Assigned task ▸
All of the records must come back exactly as they were given.

*** Begin section ***
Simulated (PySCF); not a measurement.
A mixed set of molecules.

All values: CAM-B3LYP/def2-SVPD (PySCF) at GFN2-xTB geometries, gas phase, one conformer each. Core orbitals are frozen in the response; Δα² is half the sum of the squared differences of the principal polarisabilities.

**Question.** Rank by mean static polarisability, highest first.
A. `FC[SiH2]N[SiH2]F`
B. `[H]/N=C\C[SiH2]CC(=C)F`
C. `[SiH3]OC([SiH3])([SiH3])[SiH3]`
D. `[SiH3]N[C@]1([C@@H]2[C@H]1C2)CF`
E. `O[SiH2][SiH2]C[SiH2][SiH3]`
*** End section ***

Written solution ▸
Simulated (PySCF); not a measurement.
A mixed set of molecules.

All values: CAM-B3LYP/def2-SVPD (PySCF) at GFN2-xTB geometries, gas phase, one conformer each. Core orbitals are frozen in the response; Δα² is half the sum of the squared differences of the principal polarisabilities.

**Question.** Rank by mean static polarisability, highest first.
A. `FC[SiH2]N[SiH2]F`
B. `[H]/N=C\C[SiH2]CC(=C)F`
C. `[SiH3]OC([SiH3])([SiH3])[SiH3]`
D. `[SiH3]N[C@]1([C@@H]2[C@H]1C2)CF`
E. `O[SiH2][SiH2]C[SiH2][SiH3]`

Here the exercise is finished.